################

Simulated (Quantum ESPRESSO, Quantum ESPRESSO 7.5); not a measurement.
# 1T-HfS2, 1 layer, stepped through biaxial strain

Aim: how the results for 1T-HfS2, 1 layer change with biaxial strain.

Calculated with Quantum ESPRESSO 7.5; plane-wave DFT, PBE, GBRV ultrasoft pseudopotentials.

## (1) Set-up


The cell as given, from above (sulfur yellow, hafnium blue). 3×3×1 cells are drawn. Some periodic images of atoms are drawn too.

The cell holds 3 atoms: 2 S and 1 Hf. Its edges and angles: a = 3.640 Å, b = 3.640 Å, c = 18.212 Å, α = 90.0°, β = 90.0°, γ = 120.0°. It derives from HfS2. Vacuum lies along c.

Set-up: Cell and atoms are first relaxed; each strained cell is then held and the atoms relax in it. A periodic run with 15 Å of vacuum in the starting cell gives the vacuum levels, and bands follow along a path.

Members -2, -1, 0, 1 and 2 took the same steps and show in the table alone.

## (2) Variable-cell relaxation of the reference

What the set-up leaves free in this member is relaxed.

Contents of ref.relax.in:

################

__Work instruction__
I'd like the material repeated word for word, please.

__Answer section__
Simulated (Quantum ESPRESSO, Quantum ESPRESSO 7.5); not a measurement.
# 1T-HfS2, 1 layer, stepped through biaxial strain

Aim: how the results for 1T-HfS2, 1 layer change with biaxial strain.

Calculated with Quantum ESPRESSO 7.5; plane-wave DFT, PBE, GBRV ultrasoft pseudopotentials.

## (1) Set-up


The cell as given, from above (sulfur yellow, hafnium blue). 3×3×1 cells are drawn. Some periodic images of atoms are drawn too.

The cell holds 3 atoms: 2 S and 1 Hf. Its edges and angles: a = 3.640 Å, b = 3.640 Å, c = 18.212 Å, α = 90.0°, β = 90.0°, γ = 120.0°. It derives from HfS2. Vacuum lies along c.

Set-up: Cell and atoms are first relaxed; each strained cell is then held and the atoms relax in it. A periodic run with 15 Å of vacuum in the starting cell gives the vacuum levels, and bands follow along a path.

Members -2, -1, 0, 1 and 2 took the same steps and show in the table alone.

## (2) Variable-cell relaxation of the reference

What the set-up leaves free in this member is relaxed.

Contents of ref.relax.in:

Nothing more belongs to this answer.